> DATA EXCERPTS
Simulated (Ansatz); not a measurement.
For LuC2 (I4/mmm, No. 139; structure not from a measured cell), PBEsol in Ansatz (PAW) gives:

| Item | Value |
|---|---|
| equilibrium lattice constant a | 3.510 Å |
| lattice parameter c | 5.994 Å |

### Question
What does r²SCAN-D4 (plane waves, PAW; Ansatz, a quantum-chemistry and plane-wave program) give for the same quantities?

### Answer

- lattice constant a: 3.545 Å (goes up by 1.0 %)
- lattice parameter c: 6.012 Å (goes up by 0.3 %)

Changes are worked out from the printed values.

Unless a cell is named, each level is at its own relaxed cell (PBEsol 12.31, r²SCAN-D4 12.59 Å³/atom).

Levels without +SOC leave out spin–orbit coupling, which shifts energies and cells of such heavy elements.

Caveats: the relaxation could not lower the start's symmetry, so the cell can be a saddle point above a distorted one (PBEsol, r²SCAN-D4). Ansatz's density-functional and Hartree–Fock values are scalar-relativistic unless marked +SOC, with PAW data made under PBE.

> BRIEF
Please make an exact copy of the lines above from the line with "c | 5.994 Å |" through the line with "Levels without +SOC", both ends included.

> RESPONSE BOX
| lattice parameter c | 5.994 Å |

### Question
What does r²SCAN-D4 (plane waves, PAW; Ansatz, a quantum-chemistry and plane-wave program) give for the same quantities?

### Answer

- lattice constant a: 3.545 Å (goes up by 1.0 %)
- lattice parameter c: 6.012 Å (goes up by 0.3 %)

Changes are worked out from the printed values.

Unless a cell is named, each level is at its own relaxed cell (PBEsol 12.31, r²SCAN-D4 12.59 Å³/atom).

Levels without +SOC leave out spin–orbit coupling, which shifts energies and cells of such heavy elements.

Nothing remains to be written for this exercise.